------------------------------------------------------------
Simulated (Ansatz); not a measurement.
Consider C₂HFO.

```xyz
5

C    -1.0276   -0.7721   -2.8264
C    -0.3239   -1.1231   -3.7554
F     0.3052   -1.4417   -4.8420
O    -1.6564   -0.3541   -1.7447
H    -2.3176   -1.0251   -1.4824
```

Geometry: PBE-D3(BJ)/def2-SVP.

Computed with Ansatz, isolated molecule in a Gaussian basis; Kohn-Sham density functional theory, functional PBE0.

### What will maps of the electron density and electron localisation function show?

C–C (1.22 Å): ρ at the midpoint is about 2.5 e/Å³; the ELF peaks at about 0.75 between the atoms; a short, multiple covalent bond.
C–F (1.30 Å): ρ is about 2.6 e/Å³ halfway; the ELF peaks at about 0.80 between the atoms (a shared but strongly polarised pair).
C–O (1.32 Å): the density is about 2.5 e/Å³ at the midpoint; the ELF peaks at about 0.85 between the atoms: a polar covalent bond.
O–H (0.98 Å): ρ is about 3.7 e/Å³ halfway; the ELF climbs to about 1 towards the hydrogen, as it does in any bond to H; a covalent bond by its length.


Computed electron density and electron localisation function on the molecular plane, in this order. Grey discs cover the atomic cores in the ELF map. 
------------------------------------------------------------

→ **Task item**: Retype the listing above in full, exactly as it stands.

→ **Written solution**:
Simulated (Ansatz); not a measurement.
Consider C₂HFO.

```xyz
5

C    -1.0276   -0.7721   -2.8264
C    -0.3239   -1.1231   -3.7554
F     0.3052   -1.4417   -4.8420
O    -1.6564   -0.3541   -1.7447
H    -2.3176   -1.0251   -1.4824
```

Geometry: PBE-D3(BJ)/def2-SVP.

Computed with Ansatz, isolated molecule in a Gaussian basis; Kohn-Sham density functional theory, functional PBE0.

### What will maps of the electron density and electron localisation function show?

C–C (1.22 Å): ρ at the midpoint is about 2.5 e/Å³; the ELF peaks at about 0.75 between the atoms; a short, multiple covalent bond.
C–F (1.30 Å): ρ is about 2.6 e/Å³ halfway; the ELF peaks at about 0.80 between the atoms (a shared but strongly polarised pair).
C–O (1.32 Å): the density is about 2.5 e/Å³ at the midpoint; the ELF peaks at about 0.85 between the atoms: a polar covalent bond.
O–H (0.98 Å): ρ is about 3.7 e/Å³ halfway; the ELF climbs to about 1 towards the hydrogen, as it does in any bond to H; a covalent bond by its length.


Computed electron density and electron localisation function on the molecular plane, in this order. Grey discs cover the atomic cores in the ELF map. 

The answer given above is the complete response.